Record extracts section start
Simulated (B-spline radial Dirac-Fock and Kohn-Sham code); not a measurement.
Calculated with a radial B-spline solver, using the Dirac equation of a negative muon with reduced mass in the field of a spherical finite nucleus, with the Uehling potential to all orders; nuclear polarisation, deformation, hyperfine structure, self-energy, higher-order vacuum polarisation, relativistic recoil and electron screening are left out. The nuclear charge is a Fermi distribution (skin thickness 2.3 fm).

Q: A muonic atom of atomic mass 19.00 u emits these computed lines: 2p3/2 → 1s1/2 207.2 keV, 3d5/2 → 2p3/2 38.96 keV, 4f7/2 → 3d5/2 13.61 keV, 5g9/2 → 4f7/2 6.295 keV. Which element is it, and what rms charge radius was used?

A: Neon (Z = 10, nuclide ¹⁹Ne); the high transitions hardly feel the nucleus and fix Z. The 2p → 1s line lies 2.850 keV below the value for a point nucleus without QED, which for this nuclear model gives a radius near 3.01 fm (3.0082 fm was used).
Record extracts section end

▶ Assigned task
Your task is to transcribe, with no changes, only the lines of the listing above that lie between the line holding "Calculated with a" and the line holding "Q: A muonic", inclusive.

▶ Answer box
Calculated with a radial B-spline solver, using the Dirac equation of a negative muon with reduced mass in the field of a spherical finite nucleus, with the Uehling potential to all orders; nuclear polarisation, deformation, hyperfine structure, self-energy, higher-order vacuum polarisation, relativistic recoil and electron screening are left out. The nuclear charge is a Fermi distribution (skin thickness 2.3 fm).

Q: A muonic atom of atomic mass 19.00 u emits these computed lines: 2p3/2 → 1s1/2 207.2 keV, 3d5/2 → 2p3/2 38.96 keV, 4f7/2 → 3d5/2 13.61 keV, 5g9/2 → 4f7/2 6.295 keV. Which element is it, and what rms charge radius was used?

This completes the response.